Supplied entries:

____________________

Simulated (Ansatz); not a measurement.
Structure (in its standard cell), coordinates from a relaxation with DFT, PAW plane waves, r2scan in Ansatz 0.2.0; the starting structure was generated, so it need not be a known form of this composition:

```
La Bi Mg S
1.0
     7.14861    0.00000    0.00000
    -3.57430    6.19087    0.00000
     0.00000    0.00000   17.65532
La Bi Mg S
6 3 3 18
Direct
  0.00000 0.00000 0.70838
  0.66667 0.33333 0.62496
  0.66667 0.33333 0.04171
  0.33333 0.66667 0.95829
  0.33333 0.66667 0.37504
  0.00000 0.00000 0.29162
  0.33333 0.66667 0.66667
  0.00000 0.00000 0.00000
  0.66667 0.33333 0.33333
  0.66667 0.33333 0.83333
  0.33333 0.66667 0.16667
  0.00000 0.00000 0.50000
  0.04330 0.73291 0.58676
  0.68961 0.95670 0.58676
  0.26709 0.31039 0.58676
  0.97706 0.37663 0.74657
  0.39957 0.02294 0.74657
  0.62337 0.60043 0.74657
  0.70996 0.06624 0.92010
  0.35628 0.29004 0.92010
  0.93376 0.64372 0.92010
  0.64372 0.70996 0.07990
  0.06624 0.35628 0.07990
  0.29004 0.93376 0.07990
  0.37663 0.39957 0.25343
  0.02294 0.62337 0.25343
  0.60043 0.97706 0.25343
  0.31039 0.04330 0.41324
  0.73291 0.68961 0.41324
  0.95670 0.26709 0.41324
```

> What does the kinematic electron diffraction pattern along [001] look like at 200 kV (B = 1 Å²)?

____________________

Work request: Set the data above down again in full, exactly as it reads.

Written solution:
Simulated (Ansatz); not a measurement.
Structure (in its standard cell), coordinates from a relaxation with DFT, PAW plane waves, r2scan in Ansatz 0.2.0; the starting structure was generated, so it need not be a known form of this composition:

```
La Bi Mg S
1.0
     7.14861    0.00000    0.00000
    -3.57430    6.19087    0.00000
     0.00000    0.00000   17.65532
La Bi Mg S
6 3 3 18
Direct
  0.00000 0.00000 0.70838
  0.66667 0.33333 0.62496
  0.66667 0.33333 0.04171
  0.33333 0.66667 0.95829
  0.33333 0.66667 0.37504
  0.00000 0.00000 0.29162
  0.33333 0.66667 0.66667
  0.00000 0.00000 0.00000
  0.66667 0.33333 0.33333
  0.66667 0.33333 0.83333
  0.33333 0.66667 0.16667
  0.00000 0.00000 0.50000
  0.04330 0.73291 0.58676
  0.68961 0.95670 0.58676
  0.26709 0.31039 0.58676
  0.97706 0.37663 0.74657
  0.39957 0.02294 0.74657
  0.62337 0.60043 0.74657
  0.70996 0.06624 0.92010
  0.35628 0.29004 0.92010
  0.93376 0.64372 0.92010
  0.64372 0.70996 0.07990
  0.06624 0.35628 0.07990
  0.29004 0.93376 0.07990
  0.37663 0.39957 0.25343
  0.02294 0.62337 0.25343
  0.60043 0.97706 0.25343
  0.31039 0.04330 0.41324
  0.73291 0.68961 0.41324
  0.95670 0.26709 0.41324
```

> What does the kinematic electron diffraction pattern along [001] look like at 200 kV (B = 1 Å²)?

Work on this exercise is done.